## Records shown
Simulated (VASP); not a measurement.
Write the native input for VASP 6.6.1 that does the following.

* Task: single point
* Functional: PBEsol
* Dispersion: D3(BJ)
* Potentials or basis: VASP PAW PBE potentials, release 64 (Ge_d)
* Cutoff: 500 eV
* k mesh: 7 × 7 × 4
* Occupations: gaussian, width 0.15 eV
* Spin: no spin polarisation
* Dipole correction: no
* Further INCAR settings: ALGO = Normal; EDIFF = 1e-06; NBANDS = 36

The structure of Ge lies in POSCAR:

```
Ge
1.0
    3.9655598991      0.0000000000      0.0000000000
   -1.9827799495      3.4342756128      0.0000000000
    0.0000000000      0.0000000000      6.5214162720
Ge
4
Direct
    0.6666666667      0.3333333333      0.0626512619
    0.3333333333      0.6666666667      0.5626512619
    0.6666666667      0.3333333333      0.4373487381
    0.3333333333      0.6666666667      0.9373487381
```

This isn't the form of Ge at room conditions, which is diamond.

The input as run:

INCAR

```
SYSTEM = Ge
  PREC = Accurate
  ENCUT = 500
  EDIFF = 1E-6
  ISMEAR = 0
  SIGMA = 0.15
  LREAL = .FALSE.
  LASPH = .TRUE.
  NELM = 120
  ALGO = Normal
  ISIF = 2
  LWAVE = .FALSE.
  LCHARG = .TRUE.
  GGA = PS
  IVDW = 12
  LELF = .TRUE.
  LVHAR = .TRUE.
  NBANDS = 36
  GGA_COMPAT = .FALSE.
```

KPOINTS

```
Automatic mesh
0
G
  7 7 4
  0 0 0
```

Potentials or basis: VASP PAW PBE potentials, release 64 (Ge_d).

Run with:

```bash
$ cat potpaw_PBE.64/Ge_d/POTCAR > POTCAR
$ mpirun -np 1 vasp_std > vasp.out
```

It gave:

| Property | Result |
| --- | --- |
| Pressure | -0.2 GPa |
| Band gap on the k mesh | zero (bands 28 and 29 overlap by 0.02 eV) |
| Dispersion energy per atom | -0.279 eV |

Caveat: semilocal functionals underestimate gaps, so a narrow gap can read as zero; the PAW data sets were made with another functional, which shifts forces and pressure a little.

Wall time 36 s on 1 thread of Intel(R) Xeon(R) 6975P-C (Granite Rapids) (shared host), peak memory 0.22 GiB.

## Activity
Working from the records above, write out verbatim only the lines from the line containing "Dipole correction: no" through the line containing "by 0.02 eV) |".

## Task solution
* Dipole correction: no
* Further INCAR settings: ALGO = Normal; EDIFF = 1e-06; NBANDS = 36

The structure of Ge lies in POSCAR:

```
Ge
1.0
    3.9655598991      0.0000000000      0.0000000000
   -1.9827799495      3.4342756128      0.0000000000
    0.0000000000      0.0000000000      6.5214162720
Ge
4
Direct
    0.6666666667      0.3333333333      0.0626512619
    0.3333333333      0.6666666667      0.5626512619
    0.6666666667      0.3333333333      0.4373487381
    0.3333333333      0.6666666667      0.9373487381
```

This isn't the form of Ge at room conditions, which is diamond.

The input as run:

INCAR

```
SYSTEM = Ge
  PREC = Accurate
  ENCUT = 500
  EDIFF = 1E-6
  ISMEAR = 0
  SIGMA = 0.15
  LREAL = .FALSE.
  LASPH = .TRUE.
  NELM = 120
  ALGO = Normal
  ISIF = 2
  LWAVE = .FALSE.
  LCHARG = .TRUE.
  GGA = PS
  IVDW = 12
  LELF = .TRUE.
  LVHAR = .TRUE.
  NBANDS = 36
  GGA_COMPAT = .FALSE.
```

KPOINTS

```
Automatic mesh
0
G
  7 7 4
  0 0 0
```

Potentials or basis: VASP PAW PBE potentials, release 64 (Ge_d).

Run with:

```bash
$ cat potpaw_PBE.64/Ge_d/POTCAR > POTCAR
$ mpirun -np 1 vasp_std > vasp.out
```

It gave:

| Property | Result |
| --- | --- |
| Pressure | -0.2 GPa |
| Band gap on the k mesh | zero (bands 28 and 29 overlap by 0.02 eV) |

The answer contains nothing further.